● Work task: Stop after the line containing "This run uses"; retype every line of the data before it exactly, starting from the first.

Provided material below:

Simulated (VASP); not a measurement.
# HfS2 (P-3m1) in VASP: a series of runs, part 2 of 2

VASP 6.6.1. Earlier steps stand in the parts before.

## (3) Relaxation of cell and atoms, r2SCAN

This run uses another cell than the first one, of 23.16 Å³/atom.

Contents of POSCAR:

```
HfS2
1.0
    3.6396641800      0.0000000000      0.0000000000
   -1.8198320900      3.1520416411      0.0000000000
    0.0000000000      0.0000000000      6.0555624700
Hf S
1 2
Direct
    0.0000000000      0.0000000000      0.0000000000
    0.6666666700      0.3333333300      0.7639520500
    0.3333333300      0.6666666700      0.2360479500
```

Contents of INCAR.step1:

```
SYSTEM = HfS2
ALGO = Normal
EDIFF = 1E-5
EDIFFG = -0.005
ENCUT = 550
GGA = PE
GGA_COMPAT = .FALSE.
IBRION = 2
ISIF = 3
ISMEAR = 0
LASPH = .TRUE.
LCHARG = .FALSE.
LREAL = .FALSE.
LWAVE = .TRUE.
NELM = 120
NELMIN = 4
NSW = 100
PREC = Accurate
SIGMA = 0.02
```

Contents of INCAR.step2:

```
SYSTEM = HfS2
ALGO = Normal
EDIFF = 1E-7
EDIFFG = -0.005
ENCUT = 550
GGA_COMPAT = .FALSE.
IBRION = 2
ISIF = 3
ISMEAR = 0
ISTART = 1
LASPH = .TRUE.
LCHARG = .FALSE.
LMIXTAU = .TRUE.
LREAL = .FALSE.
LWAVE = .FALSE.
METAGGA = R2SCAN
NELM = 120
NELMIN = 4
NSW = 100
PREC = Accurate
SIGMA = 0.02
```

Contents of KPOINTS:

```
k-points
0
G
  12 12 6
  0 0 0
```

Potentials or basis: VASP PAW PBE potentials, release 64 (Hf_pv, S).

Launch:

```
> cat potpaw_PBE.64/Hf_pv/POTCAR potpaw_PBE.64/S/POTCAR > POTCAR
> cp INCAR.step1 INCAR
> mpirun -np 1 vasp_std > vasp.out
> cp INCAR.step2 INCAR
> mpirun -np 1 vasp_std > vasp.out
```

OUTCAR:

End of Provided material.

● Task result:
Simulated (VASP); not a measurement.
# HfS2 (P-3m1) in VASP: a series of runs, part 2 of 2

VASP 6.6.1. Earlier steps stand in the parts before.

## (3) Relaxation of cell and atoms, r2SCAN

This run uses another cell than the first one, of 23.16 Å³/atom.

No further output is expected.